WORK REQUEST: Start at the top line and retype the data exactly through to the end.

Start of RECORD EXCERPTS

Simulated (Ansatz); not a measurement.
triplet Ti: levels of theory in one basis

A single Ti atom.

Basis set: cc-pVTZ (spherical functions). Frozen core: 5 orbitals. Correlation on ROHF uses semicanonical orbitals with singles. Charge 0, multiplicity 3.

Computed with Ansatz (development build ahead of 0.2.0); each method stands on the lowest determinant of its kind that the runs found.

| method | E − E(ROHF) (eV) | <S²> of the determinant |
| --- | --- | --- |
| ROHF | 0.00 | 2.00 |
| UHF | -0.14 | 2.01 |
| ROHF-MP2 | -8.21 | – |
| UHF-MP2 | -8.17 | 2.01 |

End of RECORD EXCERPTS

EXPECTED ANSWER:
Simulated (Ansatz); not a measurement.
triplet Ti: levels of theory in one basis

A single Ti atom.

Basis set: cc-pVTZ (spherical functions). Frozen core: 5 orbitals. Correlation on ROHF uses semicanonical orbitals with singles. Charge 0, multiplicity 3.

Computed with Ansatz (development build ahead of 0.2.0); each method stands on the lowest determinant of its kind that the runs found.

| method | E − E(ROHF) (eV) | <S²> of the determinant |
| --- | --- | --- |
| ROHF | 0.00 | 2.00 |
| UHF | -0.14 | 2.01 |
| ROHF-MP2 | -8.21 | – |
| UHF-MP2 | -8.17 | 2.01 |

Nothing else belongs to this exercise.